> [Provided material]:
····················
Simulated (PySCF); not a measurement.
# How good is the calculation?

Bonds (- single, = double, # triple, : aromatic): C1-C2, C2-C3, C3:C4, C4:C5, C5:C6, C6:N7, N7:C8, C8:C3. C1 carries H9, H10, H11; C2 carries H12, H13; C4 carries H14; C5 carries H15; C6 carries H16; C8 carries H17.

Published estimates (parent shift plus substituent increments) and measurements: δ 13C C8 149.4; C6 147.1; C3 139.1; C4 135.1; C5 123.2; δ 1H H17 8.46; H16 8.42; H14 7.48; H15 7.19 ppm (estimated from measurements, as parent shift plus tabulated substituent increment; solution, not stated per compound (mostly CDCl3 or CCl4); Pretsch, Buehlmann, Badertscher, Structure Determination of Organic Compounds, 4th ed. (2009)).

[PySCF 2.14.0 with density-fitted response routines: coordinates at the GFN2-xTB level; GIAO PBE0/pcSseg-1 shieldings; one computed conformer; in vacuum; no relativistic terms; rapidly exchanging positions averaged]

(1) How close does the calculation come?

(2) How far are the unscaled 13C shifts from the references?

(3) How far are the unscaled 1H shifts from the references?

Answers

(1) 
····················

> [Requirement]:
Set down each line exactly as it appears, starting at the top of the data and ending at the line containing "[PySCF 2.14.0 with", and include no other lines.

> [Result]:
Simulated (PySCF); not a measurement.
# How good is the calculation?

Bonds (- single, = double, # triple, : aromatic): C1-C2, C2-C3, C3:C4, C4:C5, C5:C6, C6:N7, N7:C8, C8:C3. C1 carries H9, H10, H11; C2 carries H12, H13; C4 carries H14; C5 carries H15; C6 carries H16; C8 carries H17.

Published estimates (parent shift plus substituent increments) and measurements: δ 13C C8 149.4; C6 147.1; C3 139.1; C4 135.1; C5 123.2; δ 1H H17 8.46; H16 8.42; H14 7.48; H15 7.19 ppm (estimated from measurements, as parent shift plus tabulated substituent increment; solution, not stated per compound (mostly CDCl3 or CCl4); Pretsch, Buehlmann, Badertscher, Structure Determination of Organic Compounds, 4th ed. (2009)).

[PySCF 2.14.0 with density-fitted response routines: coordinates at the GFN2-xTB level; GIAO PBE0/pcSseg-1 shieldings; one computed conformer; in vacuum; no relativistic terms; rapidly exchanging positions averaged]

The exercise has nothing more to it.